↓↓↓

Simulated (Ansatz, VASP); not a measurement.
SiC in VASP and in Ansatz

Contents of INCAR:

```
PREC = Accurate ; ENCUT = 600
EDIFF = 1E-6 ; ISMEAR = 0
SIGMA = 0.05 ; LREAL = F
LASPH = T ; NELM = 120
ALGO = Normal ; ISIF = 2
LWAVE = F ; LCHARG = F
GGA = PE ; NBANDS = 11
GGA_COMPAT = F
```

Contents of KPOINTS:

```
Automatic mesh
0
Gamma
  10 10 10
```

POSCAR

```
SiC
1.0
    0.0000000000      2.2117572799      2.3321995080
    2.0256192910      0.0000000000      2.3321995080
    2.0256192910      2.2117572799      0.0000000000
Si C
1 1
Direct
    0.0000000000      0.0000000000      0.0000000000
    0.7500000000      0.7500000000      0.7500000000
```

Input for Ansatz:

↑↑↑

**Activity:**
Retype the records exactly.

**Exercise output:**
Simulated (Ansatz, VASP); not a measurement.
SiC in VASP and in Ansatz

Contents of INCAR:

```
PREC = Accurate ; ENCUT = 600
EDIFF = 1E-6 ; ISMEAR = 0
SIGMA = 0.05 ; LREAL = F
LASPH = T ; NELM = 120
ALGO = Normal ; ISIF = 2
LWAVE = F ; LCHARG = F
GGA = PE ; NBANDS = 11
GGA_COMPAT = F
```

Contents of KPOINTS:

```
Automatic mesh
0
Gamma
  10 10 10
```

POSCAR

```
SiC
1.0
    0.0000000000      2.2117572799      2.3321995080
    2.0256192910      0.0000000000      2.3321995080
    2.0256192910      2.2117572799      0.0000000000
Si C
1 1
Direct
    0.0000000000      0.0000000000      0.0000000000
    0.7500000000      0.7500000000      0.7500000000
```

Input for Ansatz:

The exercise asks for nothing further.